Task item
Line by line, return the material below exactly as it reads.

Recorded information
>>>>
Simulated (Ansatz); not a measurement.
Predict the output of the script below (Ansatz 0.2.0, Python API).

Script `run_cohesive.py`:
<<<<

Written solution
Simulated (Ansatz); not a measurement.
Predict the output of the script below (Ansatz 0.2.0, Python API).

Script `run_cohesive.py`:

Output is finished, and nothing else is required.